**BRIEF**
In the records below, find the line that contains "H11 | 29.29 |" and the line that contains "H16 | 29.35 |", then retype exactly those two lines and every line between them.

**SUPPLIED DATA**
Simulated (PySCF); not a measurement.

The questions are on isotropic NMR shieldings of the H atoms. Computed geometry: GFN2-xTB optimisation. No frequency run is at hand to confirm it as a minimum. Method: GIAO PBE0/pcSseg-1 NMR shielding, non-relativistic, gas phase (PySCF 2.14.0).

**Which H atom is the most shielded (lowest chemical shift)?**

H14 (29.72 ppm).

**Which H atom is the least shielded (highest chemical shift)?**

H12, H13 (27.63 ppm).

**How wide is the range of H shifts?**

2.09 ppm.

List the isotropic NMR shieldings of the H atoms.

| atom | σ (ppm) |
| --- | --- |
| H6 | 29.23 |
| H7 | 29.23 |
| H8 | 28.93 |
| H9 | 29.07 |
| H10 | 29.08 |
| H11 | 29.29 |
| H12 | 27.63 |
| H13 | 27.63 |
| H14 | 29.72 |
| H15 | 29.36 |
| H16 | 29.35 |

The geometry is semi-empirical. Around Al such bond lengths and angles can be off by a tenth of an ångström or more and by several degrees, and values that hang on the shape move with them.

**TASK OUTPUT**
| H11 | 29.29 |
| H12 | 27.63 |
| H13 | 27.63 |
| H14 | 29.72 |
| H15 | 29.36 |
| H16 | 29.35 |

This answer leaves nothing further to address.